# ASSIGNED TASK
Without omitting anything, retype the data that follows.

Start of DATASET EXCERPTS

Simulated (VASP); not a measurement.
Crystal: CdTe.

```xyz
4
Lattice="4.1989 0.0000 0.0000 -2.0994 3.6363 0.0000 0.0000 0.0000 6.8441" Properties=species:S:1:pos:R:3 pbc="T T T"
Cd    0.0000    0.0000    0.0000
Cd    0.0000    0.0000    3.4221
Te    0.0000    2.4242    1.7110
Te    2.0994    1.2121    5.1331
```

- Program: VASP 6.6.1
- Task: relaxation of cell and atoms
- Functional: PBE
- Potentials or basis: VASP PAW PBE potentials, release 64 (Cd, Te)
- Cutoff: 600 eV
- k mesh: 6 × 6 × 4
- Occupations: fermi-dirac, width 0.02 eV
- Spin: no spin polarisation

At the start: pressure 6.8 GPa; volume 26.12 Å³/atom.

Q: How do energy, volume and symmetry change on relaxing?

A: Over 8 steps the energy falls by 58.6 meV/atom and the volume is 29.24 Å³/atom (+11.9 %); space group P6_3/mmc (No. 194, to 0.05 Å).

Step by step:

End of DATASET EXCERPTS

# WRITTEN SOLUTION
Simulated (VASP); not a measurement.
Crystal: CdTe.

```xyz
4
Lattice="4.1989 0.0000 0.0000 -2.0994 3.6363 0.0000 0.0000 0.0000 6.8441" Properties=species:S:1:pos:R:3 pbc="T T T"
Cd    0.0000    0.0000    0.0000
Cd    0.0000    0.0000    3.4221
Te    0.0000    2.4242    1.7110
Te    2.0994    1.2121    5.1331
```

- Program: VASP 6.6.1
- Task: relaxation of cell and atoms
- Functional: PBE
- Potentials or basis: VASP PAW PBE potentials, release 64 (Cd, Te)
- Cutoff: 600 eV
- k mesh: 6 × 6 × 4
- Occupations: fermi-dirac, width 0.02 eV
- Spin: no spin polarisation

At the start: pressure 6.8 GPa; volume 26.12 Å³/atom.

Q: How do energy, volume and symmetry change on relaxing?

A: Over 8 steps the energy falls by 58.6 meV/atom and the volume is 29.24 Å³/atom (+11.9 %); space group P6_3/mmc (No. 194, to 0.05 Å).

Step by step:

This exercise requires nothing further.